- [Excerpted data]
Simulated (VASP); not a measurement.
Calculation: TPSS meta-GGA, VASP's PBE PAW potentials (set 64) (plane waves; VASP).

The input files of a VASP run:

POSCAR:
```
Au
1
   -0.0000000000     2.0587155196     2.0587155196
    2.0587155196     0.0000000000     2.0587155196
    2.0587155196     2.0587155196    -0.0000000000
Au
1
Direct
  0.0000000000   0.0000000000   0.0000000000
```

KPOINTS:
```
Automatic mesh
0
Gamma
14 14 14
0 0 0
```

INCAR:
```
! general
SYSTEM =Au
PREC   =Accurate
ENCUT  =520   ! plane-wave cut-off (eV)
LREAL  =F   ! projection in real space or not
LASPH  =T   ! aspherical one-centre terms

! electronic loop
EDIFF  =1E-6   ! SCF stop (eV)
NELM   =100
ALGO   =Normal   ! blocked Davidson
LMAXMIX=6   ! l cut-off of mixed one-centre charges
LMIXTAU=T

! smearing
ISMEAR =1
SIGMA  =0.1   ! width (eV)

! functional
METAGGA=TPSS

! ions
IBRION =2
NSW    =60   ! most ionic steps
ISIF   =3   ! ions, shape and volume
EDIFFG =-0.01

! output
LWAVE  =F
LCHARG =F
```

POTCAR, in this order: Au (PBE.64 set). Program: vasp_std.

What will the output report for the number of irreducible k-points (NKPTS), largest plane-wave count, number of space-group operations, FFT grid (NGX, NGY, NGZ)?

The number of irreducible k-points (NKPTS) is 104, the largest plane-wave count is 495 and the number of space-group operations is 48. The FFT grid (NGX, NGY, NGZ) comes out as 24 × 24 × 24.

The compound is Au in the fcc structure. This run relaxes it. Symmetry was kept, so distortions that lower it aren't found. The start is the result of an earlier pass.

- [Required action] Each line in the entries above, starting at the line with "What will the" and ending at the line with "The number of irreducible k-points (NKPTS) is", is to be printed exactly, and only those lines.

- [Written solution]
What will the output report for the number of irreducible k-points (NKPTS), largest plane-wave count, number of space-group operations, FFT grid (NGX, NGY, NGZ)?

The number of irreducible k-points (NKPTS) is 104, the largest plane-wave count is 495 and the number of space-group operations is 48. The FFT grid (NGX, NGY, NGZ) comes out as 24 × 24 × 24.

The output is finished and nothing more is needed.